• Data:
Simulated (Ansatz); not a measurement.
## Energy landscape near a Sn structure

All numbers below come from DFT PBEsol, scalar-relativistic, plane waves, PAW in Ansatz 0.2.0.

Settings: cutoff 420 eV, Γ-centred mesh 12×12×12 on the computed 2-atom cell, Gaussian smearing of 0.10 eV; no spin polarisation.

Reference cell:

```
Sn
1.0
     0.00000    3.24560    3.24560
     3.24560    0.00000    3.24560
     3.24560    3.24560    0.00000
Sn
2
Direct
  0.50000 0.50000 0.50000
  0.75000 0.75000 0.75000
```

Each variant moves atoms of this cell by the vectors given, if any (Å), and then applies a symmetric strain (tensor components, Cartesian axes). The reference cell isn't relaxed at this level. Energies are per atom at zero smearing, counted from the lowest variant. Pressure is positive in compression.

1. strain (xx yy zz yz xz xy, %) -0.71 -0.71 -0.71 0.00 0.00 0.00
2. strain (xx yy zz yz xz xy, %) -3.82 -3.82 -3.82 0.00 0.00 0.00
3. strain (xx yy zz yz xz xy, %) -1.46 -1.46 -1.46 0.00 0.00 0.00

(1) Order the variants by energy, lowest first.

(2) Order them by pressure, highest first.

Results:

• Assignment: Print the entries exactly. Include every one.

• Task solution:
Simulated (Ansatz); not a measurement.
## Energy landscape near a Sn structure

All numbers below come from DFT PBEsol, scalar-relativistic, plane waves, PAW in Ansatz 0.2.0.

Settings: cutoff 420 eV, Γ-centred mesh 12×12×12 on the computed 2-atom cell, Gaussian smearing of 0.10 eV; no spin polarisation.

Reference cell:

```
Sn
1.0
     0.00000    3.24560    3.24560
     3.24560    0.00000    3.24560
     3.24560    3.24560    0.00000
Sn
2
Direct
  0.50000 0.50000 0.50000
  0.75000 0.75000 0.75000
```

Each variant moves atoms of this cell by the vectors given, if any (Å), and then applies a symmetric strain (tensor components, Cartesian axes). The reference cell isn't relaxed at this level. Energies are per atom at zero smearing, counted from the lowest variant. Pressure is positive in compression.

1. strain (xx yy zz yz xz xy, %) -0.71 -0.71 -0.71 0.00 0.00 0.00
2. strain (xx yy zz yz xz xy, %) -3.82 -3.82 -3.82 0.00 0.00 0.00
3. strain (xx yy zz yz xz xy, %) -1.46 -1.46 -1.46 0.00 0.00 0.00

(1) Order the variants by energy, lowest first.

(2) Order them by pressure, highest first.

Results:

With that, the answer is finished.